Information supplied START

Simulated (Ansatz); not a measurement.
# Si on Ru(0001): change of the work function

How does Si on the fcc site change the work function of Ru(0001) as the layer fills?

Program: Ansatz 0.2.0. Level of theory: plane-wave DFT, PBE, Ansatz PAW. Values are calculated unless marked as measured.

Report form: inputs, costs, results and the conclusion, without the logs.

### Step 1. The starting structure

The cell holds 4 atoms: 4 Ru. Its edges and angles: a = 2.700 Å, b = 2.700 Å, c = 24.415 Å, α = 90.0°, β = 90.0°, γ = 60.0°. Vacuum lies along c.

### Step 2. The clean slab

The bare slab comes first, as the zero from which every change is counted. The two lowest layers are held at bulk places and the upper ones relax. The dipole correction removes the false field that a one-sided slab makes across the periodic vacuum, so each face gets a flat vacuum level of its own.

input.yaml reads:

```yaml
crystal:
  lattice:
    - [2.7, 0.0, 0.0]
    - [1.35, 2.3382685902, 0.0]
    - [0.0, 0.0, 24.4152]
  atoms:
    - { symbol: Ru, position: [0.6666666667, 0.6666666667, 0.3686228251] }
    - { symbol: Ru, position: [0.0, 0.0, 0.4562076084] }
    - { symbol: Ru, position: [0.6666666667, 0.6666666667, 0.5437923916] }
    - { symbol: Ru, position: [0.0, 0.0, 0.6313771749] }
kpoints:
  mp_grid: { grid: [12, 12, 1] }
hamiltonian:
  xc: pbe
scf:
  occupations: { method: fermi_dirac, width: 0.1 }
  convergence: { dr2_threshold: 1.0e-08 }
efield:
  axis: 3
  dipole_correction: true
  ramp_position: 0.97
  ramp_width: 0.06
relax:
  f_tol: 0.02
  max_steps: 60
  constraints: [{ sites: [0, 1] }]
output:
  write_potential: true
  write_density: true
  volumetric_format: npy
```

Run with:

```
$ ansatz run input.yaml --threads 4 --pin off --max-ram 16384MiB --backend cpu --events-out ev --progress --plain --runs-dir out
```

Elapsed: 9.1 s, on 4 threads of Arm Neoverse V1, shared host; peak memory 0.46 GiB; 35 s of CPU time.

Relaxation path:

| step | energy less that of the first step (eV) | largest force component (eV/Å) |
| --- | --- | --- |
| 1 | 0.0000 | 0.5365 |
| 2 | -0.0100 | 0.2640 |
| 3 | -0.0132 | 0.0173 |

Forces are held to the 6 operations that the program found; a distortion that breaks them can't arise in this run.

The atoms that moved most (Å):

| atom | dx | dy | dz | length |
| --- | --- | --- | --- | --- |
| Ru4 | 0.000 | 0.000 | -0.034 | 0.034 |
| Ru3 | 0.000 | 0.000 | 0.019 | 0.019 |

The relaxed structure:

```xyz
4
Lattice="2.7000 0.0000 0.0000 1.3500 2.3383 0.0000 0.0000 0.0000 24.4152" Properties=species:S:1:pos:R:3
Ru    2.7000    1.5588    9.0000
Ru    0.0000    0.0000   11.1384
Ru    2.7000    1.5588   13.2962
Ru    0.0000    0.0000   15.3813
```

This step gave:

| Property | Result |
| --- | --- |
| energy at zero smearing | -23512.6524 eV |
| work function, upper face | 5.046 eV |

Information supplied END

Taking the lines above, repeat exactly those from the line that contains "Forces are held" through the line that contains "-23512.6524 eV |", and both of those lines as well. Include nothing else.

Forces are held to the 6 operations that the program found; a distortion that breaks them can't arise in this run.

The atoms that moved most (Å):

| atom | dx | dy | dz | length |
| --- | --- | --- | --- | --- |
| Ru4 | 0.000 | 0.000 | -0.034 | 0.034 |
| Ru3 | 0.000 | 0.000 | 0.019 | 0.019 |

The relaxed structure:

```xyz
4
Lattice="2.7000 0.0000 0.0000 1.3500 2.3383 0.0000 0.0000 0.0000 24.4152" Properties=species:S:1:pos:R:3
Ru    2.7000    1.5588    9.0000
Ru    0.0000    0.0000   11.1384
Ru    2.7000    1.5588   13.2962
Ru    0.0000    0.0000   15.3813
```

This step gave:

| Property | Result |
| --- | --- |
| energy at zero smearing | -23512.6524 eV |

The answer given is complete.